* **Work instruction**: Set down a word-for-word copy of the data below, limited to the lines from the first through the line with "In which forms is F present?".

□ □ □ □ □
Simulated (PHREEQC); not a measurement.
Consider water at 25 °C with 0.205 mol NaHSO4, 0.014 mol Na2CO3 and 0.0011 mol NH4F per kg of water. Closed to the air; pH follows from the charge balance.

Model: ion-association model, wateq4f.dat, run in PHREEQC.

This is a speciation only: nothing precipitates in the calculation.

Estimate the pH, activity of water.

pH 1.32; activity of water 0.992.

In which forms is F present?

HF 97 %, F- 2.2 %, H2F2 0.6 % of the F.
□ □ □ □ □

* **Task response**:
Simulated (PHREEQC); not a measurement.
Consider water at 25 °C with 0.205 mol NaHSO4, 0.014 mol Na2CO3 and 0.0011 mol NH4F per kg of water. Closed to the air; pH follows from the charge balance.

Model: ion-association model, wateq4f.dat, run in PHREEQC.

This is a speciation only: nothing precipitates in the calculation.

Estimate the pH, activity of water.

pH 1.32; activity of water 0.992.

In which forms is F present?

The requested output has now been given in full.